Action item
Restate all the data exactly, so that each line is the same as before.

Provided records
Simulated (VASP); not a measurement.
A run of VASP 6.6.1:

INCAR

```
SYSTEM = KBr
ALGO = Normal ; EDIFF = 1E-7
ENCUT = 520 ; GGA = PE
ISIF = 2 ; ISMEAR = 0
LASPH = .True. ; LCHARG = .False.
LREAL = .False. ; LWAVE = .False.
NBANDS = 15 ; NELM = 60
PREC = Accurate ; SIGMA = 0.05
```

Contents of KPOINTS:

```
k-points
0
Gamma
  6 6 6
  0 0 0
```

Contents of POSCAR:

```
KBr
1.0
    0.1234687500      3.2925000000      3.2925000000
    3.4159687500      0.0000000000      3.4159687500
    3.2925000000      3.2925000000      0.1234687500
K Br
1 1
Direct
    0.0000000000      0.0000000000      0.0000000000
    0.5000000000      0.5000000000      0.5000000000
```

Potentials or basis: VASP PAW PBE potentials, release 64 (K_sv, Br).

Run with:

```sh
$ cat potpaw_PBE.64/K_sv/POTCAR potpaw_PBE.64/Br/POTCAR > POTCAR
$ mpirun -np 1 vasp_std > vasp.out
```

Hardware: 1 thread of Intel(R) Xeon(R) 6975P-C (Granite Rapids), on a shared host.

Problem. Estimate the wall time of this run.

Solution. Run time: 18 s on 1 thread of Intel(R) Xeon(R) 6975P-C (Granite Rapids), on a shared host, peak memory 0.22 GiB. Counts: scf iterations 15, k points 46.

Answer area
Simulated (VASP); not a measurement.
A run of VASP 6.6.1:

INCAR

```
SYSTEM = KBr
ALGO = Normal ; EDIFF = 1E-7
ENCUT = 520 ; GGA = PE
ISIF = 2 ; ISMEAR = 0
LASPH = .True. ; LCHARG = .False.
LREAL = .False. ; LWAVE = .False.
NBANDS = 15 ; NELM = 60
PREC = Accurate ; SIGMA = 0.05
```

Contents of KPOINTS:

```
k-points
0
Gamma
  6 6 6
  0 0 0
```

Contents of POSCAR:

```
KBr
1.0
    0.1234687500      3.2925000000      3.2925000000
    3.4159687500      0.0000000000      3.4159687500
    3.2925000000      3.2925000000      0.1234687500
K Br
1 1
Direct
    0.0000000000      0.0000000000      0.0000000000
    0.5000000000      0.5000000000      0.5000000000
```

Potentials or basis: VASP PAW PBE potentials, release 64 (K_sv, Br).

Run with:

```sh
$ cat potpaw_PBE.64/K_sv/POTCAR potpaw_PBE.64/Br/POTCAR > POTCAR
$ mpirun -np 1 vasp_std > vasp.out
```

Hardware: 1 thread of Intel(R) Xeon(R) 6975P-C (Granite Rapids), on a shared host.

Problem. Estimate the wall time of this run.

Solution. Run time: 18 s on 1 thread of Intel(R) Xeon(R) 6975P-C (Granite Rapids), on a shared host, peak memory 0.22 GiB. Counts: scf iterations 15, k points 46.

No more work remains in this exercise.